## Information
▶

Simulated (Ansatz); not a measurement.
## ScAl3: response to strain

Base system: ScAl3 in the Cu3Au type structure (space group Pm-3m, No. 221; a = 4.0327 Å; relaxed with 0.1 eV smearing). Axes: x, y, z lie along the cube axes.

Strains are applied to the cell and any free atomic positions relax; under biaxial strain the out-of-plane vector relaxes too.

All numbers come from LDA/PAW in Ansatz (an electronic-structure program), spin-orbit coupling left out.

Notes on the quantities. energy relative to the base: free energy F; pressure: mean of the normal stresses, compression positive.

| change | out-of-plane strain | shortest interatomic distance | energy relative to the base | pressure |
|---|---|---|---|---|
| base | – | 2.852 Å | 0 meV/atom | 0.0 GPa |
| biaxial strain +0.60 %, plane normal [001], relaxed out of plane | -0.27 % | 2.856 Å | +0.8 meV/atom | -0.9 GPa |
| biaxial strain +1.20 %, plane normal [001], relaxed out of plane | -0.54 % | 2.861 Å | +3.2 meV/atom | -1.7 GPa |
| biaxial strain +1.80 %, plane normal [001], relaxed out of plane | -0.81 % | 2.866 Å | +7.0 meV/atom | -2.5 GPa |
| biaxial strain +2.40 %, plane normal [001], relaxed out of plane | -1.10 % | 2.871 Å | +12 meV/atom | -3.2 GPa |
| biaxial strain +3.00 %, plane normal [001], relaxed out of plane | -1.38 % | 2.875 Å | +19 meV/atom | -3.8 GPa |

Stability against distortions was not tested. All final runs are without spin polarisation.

◀

## Requirement
Return only the lines spanning from the first line of the material through the line with "meV/atom | -2.5 GPa |", copied exactly, both ends kept.

## Answer box
Simulated (Ansatz); not a measurement.
## ScAl3: response to strain

Base system: ScAl3 in the Cu3Au type structure (space group Pm-3m, No. 221; a = 4.0327 Å; relaxed with 0.1 eV smearing). Axes: x, y, z lie along the cube axes.

Strains are applied to the cell and any free atomic positions relax; under biaxial strain the out-of-plane vector relaxes too.

All numbers come from LDA/PAW in Ansatz (an electronic-structure program), spin-orbit coupling left out.

Notes on the quantities. energy relative to the base: free energy F; pressure: mean of the normal stresses, compression positive.

| change | out-of-plane strain | shortest interatomic distance | energy relative to the base | pressure |
|---|---|---|---|---|
| base | – | 2.852 Å | 0 meV/atom | 0.0 GPa |
| biaxial strain +0.60 %, plane normal [001], relaxed out of plane | -0.27 % | 2.856 Å | +0.8 meV/atom | -0.9 GPa |
| biaxial strain +1.20 %, plane normal [001], relaxed out of plane | -0.54 % | 2.861 Å | +3.2 meV/atom | -1.7 GPa |
| biaxial strain +1.80 %, plane normal [001], relaxed out of plane | -0.81 % | 2.866 Å | +7.0 meV/atom | -2.5 GPa |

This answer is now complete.